** Required action **
Line by line, set down the following material again exactly.

** Entries supplied **
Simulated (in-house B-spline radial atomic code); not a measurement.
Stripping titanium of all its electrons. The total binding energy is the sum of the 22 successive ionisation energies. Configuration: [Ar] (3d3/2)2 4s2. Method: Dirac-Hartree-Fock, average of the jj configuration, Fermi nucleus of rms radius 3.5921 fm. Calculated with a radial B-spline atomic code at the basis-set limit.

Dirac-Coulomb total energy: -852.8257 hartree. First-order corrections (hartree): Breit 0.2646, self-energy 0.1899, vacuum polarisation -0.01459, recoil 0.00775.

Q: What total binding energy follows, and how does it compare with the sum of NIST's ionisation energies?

** Exercise answer **
Simulated (in-house B-spline radial atomic code); not a measurement.
Stripping titanium of all its electrons. The total binding energy is the sum of the 22 successive ionisation energies. Configuration: [Ar] (3d3/2)2 4s2. Method: Dirac-Hartree-Fock, average of the jj configuration, Fermi nucleus of rms radius 3.5921 fm. Calculated with a radial B-spline atomic code at the basis-set limit.

Dirac-Coulomb total energy: -852.8257 hartree. First-order corrections (hartree): Breit 0.2646, self-energy 0.1899, vacuum polarisation -0.01459, recoil 0.00775.

Q: What total binding energy follows, and how does it compare with the sum of NIST's ionisation energies?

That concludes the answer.